*** Opening Data extract ***

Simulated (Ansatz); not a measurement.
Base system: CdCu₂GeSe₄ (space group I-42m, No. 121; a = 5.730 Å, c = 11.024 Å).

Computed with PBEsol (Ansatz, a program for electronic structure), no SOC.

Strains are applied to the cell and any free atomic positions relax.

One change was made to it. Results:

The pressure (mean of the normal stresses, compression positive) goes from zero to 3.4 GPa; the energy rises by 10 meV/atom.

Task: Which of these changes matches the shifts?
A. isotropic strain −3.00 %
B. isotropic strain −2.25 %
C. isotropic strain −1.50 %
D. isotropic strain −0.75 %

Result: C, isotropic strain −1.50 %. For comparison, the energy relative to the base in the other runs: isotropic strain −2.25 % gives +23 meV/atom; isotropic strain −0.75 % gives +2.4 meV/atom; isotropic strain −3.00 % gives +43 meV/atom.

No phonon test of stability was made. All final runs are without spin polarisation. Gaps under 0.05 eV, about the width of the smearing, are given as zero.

*** Closing Data extract ***

*Exercise:*
All lines from the start of the entries through the line where "Result: C, isotropic" sits should be duplicated exactly, with nothing else in the output.

*Response area:*
Simulated (Ansatz); not a measurement.
Base system: CdCu₂GeSe₄ (space group I-42m, No. 121; a = 5.730 Å, c = 11.024 Å).

Computed with PBEsol (Ansatz, a program for electronic structure), no SOC.

Strains are applied to the cell and any free atomic positions relax.

One change was made to it. Results:

The pressure (mean of the normal stresses, compression positive) goes from zero to 3.4 GPa; the energy rises by 10 meV/atom.

Task: Which of these changes matches the shifts?
A. isotropic strain −3.00 %
B. isotropic strain −2.25 %
C. isotropic strain −1.50 %
D. isotropic strain −0.75 %

Result: C, isotropic strain −1.50 %. For comparison, the energy relative to the base in the other runs: isotropic strain −2.25 % gives +23 meV/atom; isotropic strain −0.75 % gives +2.4 meV/atom; isotropic strain −3.00 % gives +43 meV/atom.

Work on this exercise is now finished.